Work order -
Only an exact repetition of every entry counts as the answer.

(Recorded information Opens)
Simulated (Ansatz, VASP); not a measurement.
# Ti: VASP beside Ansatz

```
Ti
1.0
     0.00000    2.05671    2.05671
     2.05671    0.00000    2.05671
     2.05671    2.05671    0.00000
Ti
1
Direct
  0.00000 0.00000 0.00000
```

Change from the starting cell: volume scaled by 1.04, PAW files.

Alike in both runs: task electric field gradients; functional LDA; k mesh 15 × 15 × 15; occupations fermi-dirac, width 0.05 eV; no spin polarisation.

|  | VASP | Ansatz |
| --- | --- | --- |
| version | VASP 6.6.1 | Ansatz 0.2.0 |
(Recorded information Closes)

Answer space -
Simulated (Ansatz, VASP); not a measurement.
# Ti: VASP beside Ansatz

```
Ti
1.0
     0.00000    2.05671    2.05671
     2.05671    0.00000    2.05671
     2.05671    2.05671    0.00000
Ti
1
Direct
  0.00000 0.00000 0.00000
```

Change from the starting cell: volume scaled by 1.04, PAW files.

Alike in both runs: task electric field gradients; functional LDA; k mesh 15 × 15 × 15; occupations fermi-dirac, width 0.05 eV; no spin polarisation.

|  | VASP | Ansatz |
| --- | --- | --- |
| version | VASP 6.6.1 | Ansatz 0.2.0 |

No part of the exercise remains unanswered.